________________

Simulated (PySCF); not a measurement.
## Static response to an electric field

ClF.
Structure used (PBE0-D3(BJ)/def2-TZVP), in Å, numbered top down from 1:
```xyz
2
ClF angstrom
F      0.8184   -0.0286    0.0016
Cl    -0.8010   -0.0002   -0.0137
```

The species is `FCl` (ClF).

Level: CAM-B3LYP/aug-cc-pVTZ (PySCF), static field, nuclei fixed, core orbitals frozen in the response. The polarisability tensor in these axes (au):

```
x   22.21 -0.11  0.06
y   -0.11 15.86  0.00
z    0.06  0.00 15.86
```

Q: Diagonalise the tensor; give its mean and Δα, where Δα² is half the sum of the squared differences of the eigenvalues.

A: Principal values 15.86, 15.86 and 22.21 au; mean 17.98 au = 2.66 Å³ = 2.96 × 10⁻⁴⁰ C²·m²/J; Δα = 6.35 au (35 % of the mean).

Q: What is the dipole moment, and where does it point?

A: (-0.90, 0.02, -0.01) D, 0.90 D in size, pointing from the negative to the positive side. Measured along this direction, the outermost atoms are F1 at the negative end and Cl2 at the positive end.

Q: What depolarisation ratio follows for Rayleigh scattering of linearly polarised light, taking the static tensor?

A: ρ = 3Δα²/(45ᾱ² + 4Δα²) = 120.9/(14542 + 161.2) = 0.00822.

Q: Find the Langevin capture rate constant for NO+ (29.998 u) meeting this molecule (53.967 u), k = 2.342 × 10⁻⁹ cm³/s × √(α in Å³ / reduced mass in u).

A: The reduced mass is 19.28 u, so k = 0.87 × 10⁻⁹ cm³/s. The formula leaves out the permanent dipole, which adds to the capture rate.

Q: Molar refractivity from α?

________________

*Assigned task:* A full, exact copy of the entries is the required answer.

*Answer space:*
Simulated (PySCF); not a measurement.
## Static response to an electric field

ClF.
Structure used (PBE0-D3(BJ)/def2-TZVP), in Å, numbered top down from 1:
```xyz
2
ClF angstrom
F      0.8184   -0.0286    0.0016
Cl    -0.8010   -0.0002   -0.0137
```

The species is `FCl` (ClF).

Level: CAM-B3LYP/aug-cc-pVTZ (PySCF), static field, nuclei fixed, core orbitals frozen in the response. The polarisability tensor in these axes (au):

```
x   22.21 -0.11  0.06
y   -0.11 15.86  0.00
z    0.06  0.00 15.86
```

Q: Diagonalise the tensor; give its mean and Δα, where Δα² is half the sum of the squared differences of the eigenvalues.

A: Principal values 15.86, 15.86 and 22.21 au; mean 17.98 au = 2.66 Å³ = 2.96 × 10⁻⁴⁰ C²·m²/J; Δα = 6.35 au (35 % of the mean).

Q: What is the dipole moment, and where does it point?

A: (-0.90, 0.02, -0.01) D, 0.90 D in size, pointing from the negative to the positive side. Measured along this direction, the outermost atoms are F1 at the negative end and Cl2 at the positive end.

Q: What depolarisation ratio follows for Rayleigh scattering of linearly polarised light, taking the static tensor?

A: ρ = 3Δα²/(45ᾱ² + 4Δα²) = 120.9/(14542 + 161.2) = 0.00822.

Q: Find the Langevin capture rate constant for NO+ (29.998 u) meeting this molecule (53.967 u), k = 2.342 × 10⁻⁹ cm³/s × √(α in Å³ / reduced mass in u).

A: The reduced mass is 19.28 u, so k = 0.87 × 10⁻⁹ cm³/s. The formula leaves out the permanent dipole, which adds to the capture rate.

Q: Molar refractivity from α?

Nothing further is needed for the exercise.